## REQUIREMENT
Using the listing below, copy exactly the lines from the one containing "Bonds of the" to the one containing "Level: TDDFT PBE0/def2-SVPD, vertical, gas", both lines included, and no others.

BEGIN

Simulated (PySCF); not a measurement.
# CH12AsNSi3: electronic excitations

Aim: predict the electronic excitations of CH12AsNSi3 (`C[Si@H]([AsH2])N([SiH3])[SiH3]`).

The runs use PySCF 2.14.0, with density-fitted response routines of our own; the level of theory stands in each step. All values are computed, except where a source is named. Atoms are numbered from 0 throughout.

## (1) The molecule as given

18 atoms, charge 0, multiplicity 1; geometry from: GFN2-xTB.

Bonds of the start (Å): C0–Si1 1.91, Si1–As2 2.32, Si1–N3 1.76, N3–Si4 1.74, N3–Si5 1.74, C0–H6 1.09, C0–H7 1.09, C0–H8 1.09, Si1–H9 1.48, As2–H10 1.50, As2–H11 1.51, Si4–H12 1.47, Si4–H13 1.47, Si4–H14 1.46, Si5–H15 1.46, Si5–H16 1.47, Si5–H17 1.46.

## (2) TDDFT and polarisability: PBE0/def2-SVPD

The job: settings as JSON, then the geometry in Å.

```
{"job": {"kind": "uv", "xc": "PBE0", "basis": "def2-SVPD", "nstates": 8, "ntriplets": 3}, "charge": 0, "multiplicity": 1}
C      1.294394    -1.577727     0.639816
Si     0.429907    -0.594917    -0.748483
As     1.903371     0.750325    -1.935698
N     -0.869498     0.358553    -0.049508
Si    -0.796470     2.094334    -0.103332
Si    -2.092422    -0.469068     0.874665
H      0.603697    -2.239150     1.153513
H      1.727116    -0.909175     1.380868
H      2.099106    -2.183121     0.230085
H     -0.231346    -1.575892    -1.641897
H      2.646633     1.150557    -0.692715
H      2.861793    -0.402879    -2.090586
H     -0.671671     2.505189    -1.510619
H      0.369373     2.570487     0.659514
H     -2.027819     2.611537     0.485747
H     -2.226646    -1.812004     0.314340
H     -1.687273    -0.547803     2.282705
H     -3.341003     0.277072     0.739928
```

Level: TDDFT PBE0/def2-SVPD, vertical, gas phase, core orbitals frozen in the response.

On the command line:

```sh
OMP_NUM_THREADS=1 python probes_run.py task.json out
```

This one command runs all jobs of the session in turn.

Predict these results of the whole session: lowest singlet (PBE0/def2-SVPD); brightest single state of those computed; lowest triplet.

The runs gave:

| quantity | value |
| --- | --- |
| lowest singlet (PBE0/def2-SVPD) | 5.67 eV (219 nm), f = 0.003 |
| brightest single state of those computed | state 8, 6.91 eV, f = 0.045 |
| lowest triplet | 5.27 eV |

END

## ANSWER SPACE
Bonds of the start (Å): C0–Si1 1.91, Si1–As2 2.32, Si1–N3 1.76, N3–Si4 1.74, N3–Si5 1.74, C0–H6 1.09, C0–H7 1.09, C0–H8 1.09, Si1–H9 1.48, As2–H10 1.50, As2–H11 1.51, Si4–H12 1.47, Si4–H13 1.47, Si4–H14 1.46, Si5–H15 1.46, Si5–H16 1.47, Si5–H17 1.46.

## (2) TDDFT and polarisability: PBE0/def2-SVPD

The job: settings as JSON, then the geometry in Å.

```
{"job": {"kind": "uv", "xc": "PBE0", "basis": "def2-SVPD", "nstates": 8, "ntriplets": 3}, "charge": 0, "multiplicity": 1}
C      1.294394    -1.577727     0.639816
Si     0.429907    -0.594917    -0.748483
As     1.903371     0.750325    -1.935698
N     -0.869498     0.358553    -0.049508
Si    -0.796470     2.094334    -0.103332
Si    -2.092422    -0.469068     0.874665
H      0.603697    -2.239150     1.153513
H      1.727116    -0.909175     1.380868
H      2.099106    -2.183121     0.230085
H     -0.231346    -1.575892    -1.641897
H      2.646633     1.150557    -0.692715
H      2.861793    -0.402879    -2.090586
H     -0.671671     2.505189    -1.510619
H      0.369373     2.570487     0.659514
H     -2.027819     2.611537     0.485747
H     -2.226646    -1.812004     0.314340
H     -1.687273    -0.547803     2.282705
H     -3.341003     0.277072     0.739928
```

Level: TDDFT PBE0/def2-SVPD, vertical, gas phase, core orbitals frozen in the response.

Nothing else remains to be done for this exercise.